### Dataset excerpts
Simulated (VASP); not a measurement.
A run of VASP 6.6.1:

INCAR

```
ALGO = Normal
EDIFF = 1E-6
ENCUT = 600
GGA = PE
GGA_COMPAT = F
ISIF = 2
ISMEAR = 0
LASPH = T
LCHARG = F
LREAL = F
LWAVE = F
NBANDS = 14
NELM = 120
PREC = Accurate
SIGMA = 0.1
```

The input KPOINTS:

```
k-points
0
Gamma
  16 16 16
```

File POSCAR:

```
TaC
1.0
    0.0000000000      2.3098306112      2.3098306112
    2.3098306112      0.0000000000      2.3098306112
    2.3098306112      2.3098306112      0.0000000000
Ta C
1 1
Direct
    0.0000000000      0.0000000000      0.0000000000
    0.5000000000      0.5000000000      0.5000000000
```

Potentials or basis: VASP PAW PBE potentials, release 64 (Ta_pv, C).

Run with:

### Work task
Every entry, from first to last, is to be reproduced exactly.

### Your response
Simulated (VASP); not a measurement.
A run of VASP 6.6.1:

INCAR

```
ALGO = Normal
EDIFF = 1E-6
ENCUT = 600
GGA = PE
GGA_COMPAT = F
ISIF = 2
ISMEAR = 0
LASPH = T
LCHARG = F
LREAL = F
LWAVE = F
NBANDS = 14
NELM = 120
PREC = Accurate
SIGMA = 0.1
```

The input KPOINTS:

```
k-points
0
Gamma
  16 16 16
```

File POSCAR:

```
TaC
1.0
    0.0000000000      2.3098306112      2.3098306112
    2.3098306112      0.0000000000      2.3098306112
    2.3098306112      2.3098306112      0.0000000000
Ta C
1 1
Direct
    0.0000000000      0.0000000000      0.0000000000
    0.5000000000      0.5000000000      0.5000000000
```

Potentials or basis: VASP PAW PBE potentials, release 64 (Ta_pv, C).

Run with:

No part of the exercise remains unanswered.